:: PROVIDED RECORDS ::
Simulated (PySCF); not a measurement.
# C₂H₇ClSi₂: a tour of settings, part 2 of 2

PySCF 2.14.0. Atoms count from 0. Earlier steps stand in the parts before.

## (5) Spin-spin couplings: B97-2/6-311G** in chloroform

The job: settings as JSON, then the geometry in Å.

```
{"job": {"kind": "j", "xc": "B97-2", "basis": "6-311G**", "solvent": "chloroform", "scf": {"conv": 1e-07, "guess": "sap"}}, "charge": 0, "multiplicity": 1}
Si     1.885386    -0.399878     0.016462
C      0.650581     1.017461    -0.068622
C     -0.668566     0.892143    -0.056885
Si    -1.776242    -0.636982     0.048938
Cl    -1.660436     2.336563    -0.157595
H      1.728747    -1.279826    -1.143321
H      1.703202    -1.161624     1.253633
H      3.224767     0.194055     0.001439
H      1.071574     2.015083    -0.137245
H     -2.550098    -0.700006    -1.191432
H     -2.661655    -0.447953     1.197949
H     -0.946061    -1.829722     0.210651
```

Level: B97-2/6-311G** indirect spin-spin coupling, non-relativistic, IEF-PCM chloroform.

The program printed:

:: WORK ITEM ::
Repeat exactly the lines of the listing above, from the one with "PySCF 2.14.0. Atoms" down to the one with "Level: B97-2/6-311G** indirect"; both of those lines belong in the range.

:: WORKED SOLUTION ::
PySCF 2.14.0. Atoms count from 0. Earlier steps stand in the parts before.

## (5) Spin-spin couplings: B97-2/6-311G** in chloroform

The job: settings as JSON, then the geometry in Å.

```
{"job": {"kind": "j", "xc": "B97-2", "basis": "6-311G**", "solvent": "chloroform", "scf": {"conv": 1e-07, "guess": "sap"}}, "charge": 0, "multiplicity": 1}
Si     1.885386    -0.399878     0.016462
C      0.650581     1.017461    -0.068622
C     -0.668566     0.892143    -0.056885
Si    -1.776242    -0.636982     0.048938
Cl    -1.660436     2.336563    -0.157595
H      1.728747    -1.279826    -1.143321
H      1.703202    -1.161624     1.253633
H      3.224767     0.194055     0.001439
H      1.071574     2.015083    -0.137245
H     -2.550098    -0.700006    -1.191432
H     -2.661655    -0.447953     1.197949
H     -0.946061    -1.829722     0.210651
```

Level: B97-2/6-311G** indirect spin-spin coupling, non-relativistic, IEF-PCM chloroform.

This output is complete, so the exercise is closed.